TASK ITEM. The records are to be restated in their entirety, word for word.

========================================

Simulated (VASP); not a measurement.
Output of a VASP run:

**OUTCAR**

========================================

ANSWER AREA.
Simulated (VASP); not a measurement.
Output of a VASP run:

**OUTCAR**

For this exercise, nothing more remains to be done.